## Listed records
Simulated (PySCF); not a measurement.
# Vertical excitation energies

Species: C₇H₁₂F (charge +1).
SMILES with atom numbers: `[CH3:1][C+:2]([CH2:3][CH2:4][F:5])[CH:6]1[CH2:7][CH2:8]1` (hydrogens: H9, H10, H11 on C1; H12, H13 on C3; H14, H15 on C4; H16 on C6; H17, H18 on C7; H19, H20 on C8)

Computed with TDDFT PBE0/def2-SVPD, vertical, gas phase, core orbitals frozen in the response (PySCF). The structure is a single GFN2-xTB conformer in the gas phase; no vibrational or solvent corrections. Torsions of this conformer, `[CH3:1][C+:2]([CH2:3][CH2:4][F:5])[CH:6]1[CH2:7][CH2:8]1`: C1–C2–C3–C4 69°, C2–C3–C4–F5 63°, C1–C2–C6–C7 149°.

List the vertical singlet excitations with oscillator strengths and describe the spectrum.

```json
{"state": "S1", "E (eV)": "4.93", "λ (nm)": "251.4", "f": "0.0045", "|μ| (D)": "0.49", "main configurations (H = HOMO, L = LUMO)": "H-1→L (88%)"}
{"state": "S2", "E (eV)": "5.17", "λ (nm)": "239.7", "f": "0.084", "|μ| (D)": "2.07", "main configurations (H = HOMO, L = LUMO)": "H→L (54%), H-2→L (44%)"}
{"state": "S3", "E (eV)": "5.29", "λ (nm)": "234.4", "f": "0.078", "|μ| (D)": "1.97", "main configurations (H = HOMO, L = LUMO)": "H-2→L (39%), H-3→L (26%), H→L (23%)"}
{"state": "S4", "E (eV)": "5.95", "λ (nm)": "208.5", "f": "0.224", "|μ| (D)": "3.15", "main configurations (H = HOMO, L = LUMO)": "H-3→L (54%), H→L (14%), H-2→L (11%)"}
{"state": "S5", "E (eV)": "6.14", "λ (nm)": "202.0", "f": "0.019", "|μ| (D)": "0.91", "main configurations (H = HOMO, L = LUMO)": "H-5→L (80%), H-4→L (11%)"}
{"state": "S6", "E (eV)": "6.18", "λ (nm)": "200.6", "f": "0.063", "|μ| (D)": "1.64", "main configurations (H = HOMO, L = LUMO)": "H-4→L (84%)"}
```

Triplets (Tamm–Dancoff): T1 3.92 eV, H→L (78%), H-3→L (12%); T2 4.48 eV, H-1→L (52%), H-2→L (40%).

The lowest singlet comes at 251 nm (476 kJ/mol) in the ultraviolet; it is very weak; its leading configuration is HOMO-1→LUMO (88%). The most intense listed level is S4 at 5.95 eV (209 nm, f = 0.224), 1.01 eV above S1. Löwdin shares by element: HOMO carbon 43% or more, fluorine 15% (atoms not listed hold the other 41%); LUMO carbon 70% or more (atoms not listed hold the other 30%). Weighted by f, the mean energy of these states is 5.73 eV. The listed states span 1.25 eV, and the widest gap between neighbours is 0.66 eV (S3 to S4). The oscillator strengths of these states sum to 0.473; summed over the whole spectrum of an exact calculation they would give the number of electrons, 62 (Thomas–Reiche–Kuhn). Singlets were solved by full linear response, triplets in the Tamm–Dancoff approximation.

## Action item
The records above should be printed exactly, please, from the first line through the line containing "SMILES with atom", with both ends kept and nothing past it.

## Exercise solution
Simulated (PySCF); not a measurement.
# Vertical excitation energies

Species: C₇H₁₂F (charge +1).
SMILES with atom numbers: `[CH3:1][C+:2]([CH2:3][CH2:4][F:5])[CH:6]1[CH2:7][CH2:8]1` (hydrogens: H9, H10, H11 on C1; H12, H13 on C3; H14, H15 on C4; H16 on C6; H17, H18 on C7; H19, H20 on C8)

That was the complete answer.